============================================================

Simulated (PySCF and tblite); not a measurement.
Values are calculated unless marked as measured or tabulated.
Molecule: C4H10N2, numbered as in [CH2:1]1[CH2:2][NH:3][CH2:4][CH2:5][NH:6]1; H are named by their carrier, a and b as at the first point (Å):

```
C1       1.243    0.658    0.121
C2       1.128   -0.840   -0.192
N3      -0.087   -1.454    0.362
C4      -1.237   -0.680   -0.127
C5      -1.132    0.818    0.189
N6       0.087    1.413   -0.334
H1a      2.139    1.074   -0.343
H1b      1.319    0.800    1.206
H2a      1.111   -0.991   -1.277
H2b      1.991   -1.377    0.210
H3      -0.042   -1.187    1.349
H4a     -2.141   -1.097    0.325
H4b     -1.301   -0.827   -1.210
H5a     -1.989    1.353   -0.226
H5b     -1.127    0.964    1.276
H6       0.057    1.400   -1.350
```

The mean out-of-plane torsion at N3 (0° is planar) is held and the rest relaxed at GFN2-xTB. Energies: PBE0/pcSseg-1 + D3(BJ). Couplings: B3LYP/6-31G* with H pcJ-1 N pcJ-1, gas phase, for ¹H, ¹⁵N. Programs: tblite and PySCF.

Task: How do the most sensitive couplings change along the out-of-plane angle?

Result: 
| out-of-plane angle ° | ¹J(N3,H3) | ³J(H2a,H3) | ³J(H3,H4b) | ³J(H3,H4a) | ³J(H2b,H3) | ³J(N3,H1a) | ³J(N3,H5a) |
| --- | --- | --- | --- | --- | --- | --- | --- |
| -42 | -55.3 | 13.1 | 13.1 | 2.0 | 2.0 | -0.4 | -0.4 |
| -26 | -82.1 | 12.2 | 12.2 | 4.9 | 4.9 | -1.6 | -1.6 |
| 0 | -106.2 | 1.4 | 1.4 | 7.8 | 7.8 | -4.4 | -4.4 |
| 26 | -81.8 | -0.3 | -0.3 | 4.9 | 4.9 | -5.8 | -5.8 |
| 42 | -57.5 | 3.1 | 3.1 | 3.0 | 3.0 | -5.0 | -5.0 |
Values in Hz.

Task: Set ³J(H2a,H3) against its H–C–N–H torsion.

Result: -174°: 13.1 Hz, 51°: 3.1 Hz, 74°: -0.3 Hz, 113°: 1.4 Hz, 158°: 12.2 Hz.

============================================================

== Requirement ==
Take the lines from the first line of the listing to the line containing "Task: Set ³J(H2a,H3)". Please print them exactly, ends included, with nothing else.

== Task answer ==
Simulated (PySCF and tblite); not a measurement.
Values are calculated unless marked as measured or tabulated.
Molecule: C4H10N2, numbered as in [CH2:1]1[CH2:2][NH:3][CH2:4][CH2:5][NH:6]1; H are named by their carrier, a and b as at the first point (Å):

```
C1       1.243    0.658    0.121
C2       1.128   -0.840   -0.192
N3      -0.087   -1.454    0.362
C4      -1.237   -0.680   -0.127
C5      -1.132    0.818    0.189
N6       0.087    1.413   -0.334
H1a      2.139    1.074   -0.343
H1b      1.319    0.800    1.206
H2a      1.111   -0.991   -1.277
H2b      1.991   -1.377    0.210
H3      -0.042   -1.187    1.349
H4a     -2.141   -1.097    0.325
H4b     -1.301   -0.827   -1.210
H5a     -1.989    1.353   -0.226
H5b     -1.127    0.964    1.276
H6       0.057    1.400   -1.350
```

The mean out-of-plane torsion at N3 (0° is planar) is held and the rest relaxed at GFN2-xTB. Energies: PBE0/pcSseg-1 + D3(BJ). Couplings: B3LYP/6-31G* with H pcJ-1 N pcJ-1, gas phase, for ¹H, ¹⁵N. Programs: tblite and PySCF.

Task: How do the most sensitive couplings change along the out-of-plane angle?

Result: 
| out-of-plane angle ° | ¹J(N3,H3) | ³J(H2a,H3) | ³J(H3,H4b) | ³J(H3,H4a) | ³J(H2b,H3) | ³J(N3,H1a) | ³J(N3,H5a) |
| --- | --- | --- | --- | --- | --- | --- | --- |
| -42 | -55.3 | 13.1 | 13.1 | 2.0 | 2.0 | -0.4 | -0.4 |
| -26 | -82.1 | 12.2 | 12.2 | 4.9 | 4.9 | -1.6 | -1.6 |
| 0 | -106.2 | 1.4 | 1.4 | 7.8 | 7.8 | -4.4 | -4.4 |
| 26 | -81.8 | -0.3 | -0.3 | 4.9 | 4.9 | -5.8 | -5.8 |
| 42 | -57.5 | 3.1 | 3.1 | 3.0 | 3.0 | -5.0 | -5.0 |
Values in Hz.

Task: Set ³J(H2a,H3) against its H–C–N–H torsion.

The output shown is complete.